**RECORDS PROVIDED**
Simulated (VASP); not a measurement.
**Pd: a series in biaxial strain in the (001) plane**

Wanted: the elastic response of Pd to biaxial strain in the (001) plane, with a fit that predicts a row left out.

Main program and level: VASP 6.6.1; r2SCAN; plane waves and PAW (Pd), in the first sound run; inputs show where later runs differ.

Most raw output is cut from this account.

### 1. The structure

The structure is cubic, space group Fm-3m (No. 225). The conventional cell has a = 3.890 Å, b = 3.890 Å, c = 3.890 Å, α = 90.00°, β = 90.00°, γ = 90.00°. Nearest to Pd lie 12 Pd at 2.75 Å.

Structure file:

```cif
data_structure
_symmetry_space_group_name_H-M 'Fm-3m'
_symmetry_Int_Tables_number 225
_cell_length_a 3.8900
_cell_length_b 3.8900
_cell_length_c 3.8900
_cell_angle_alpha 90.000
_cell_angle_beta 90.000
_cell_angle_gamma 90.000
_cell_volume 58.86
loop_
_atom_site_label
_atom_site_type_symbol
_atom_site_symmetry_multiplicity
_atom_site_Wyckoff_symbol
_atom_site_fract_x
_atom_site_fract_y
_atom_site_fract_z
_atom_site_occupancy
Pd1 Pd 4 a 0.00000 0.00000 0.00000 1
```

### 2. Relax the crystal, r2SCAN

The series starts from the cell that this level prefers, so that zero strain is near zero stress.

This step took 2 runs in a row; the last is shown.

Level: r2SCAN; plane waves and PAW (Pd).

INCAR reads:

**WORK REQUEST**
Look above for the line with "the (001) plane**" and the line with "Main program and"; transcribe both and all lines in between, exactly, and nothing else.

**TASK RESPONSE**
**Pd: a series in biaxial strain in the (001) plane**

Wanted: the elastic response of Pd to biaxial strain in the (001) plane, with a fit that predicts a row left out.

Main program and level: VASP 6.6.1; r2SCAN; plane waves and PAW (Pd), in the first sound run; inputs show where later runs differ.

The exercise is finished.